Available data:
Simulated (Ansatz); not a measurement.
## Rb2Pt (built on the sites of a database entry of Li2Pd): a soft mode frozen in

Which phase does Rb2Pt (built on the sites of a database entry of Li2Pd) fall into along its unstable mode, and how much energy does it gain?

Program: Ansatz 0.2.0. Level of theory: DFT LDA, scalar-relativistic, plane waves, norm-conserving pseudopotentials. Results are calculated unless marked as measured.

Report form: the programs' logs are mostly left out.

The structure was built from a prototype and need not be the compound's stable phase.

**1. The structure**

Work item:
Print out the data exactly once more.

Exercise response:
Simulated (Ansatz); not a measurement.
## Rb2Pt (built on the sites of a database entry of Li2Pd): a soft mode frozen in

Which phase does Rb2Pt (built on the sites of a database entry of Li2Pd) fall into along its unstable mode, and how much energy does it gain?

Program: Ansatz 0.2.0. Level of theory: DFT LDA, scalar-relativistic, plane waves, norm-conserving pseudopotentials. Results are calculated unless marked as measured.

Report form: the programs' logs are mostly left out.

The structure was built from a prototype and need not be the compound's stable phase.

**1. The structure**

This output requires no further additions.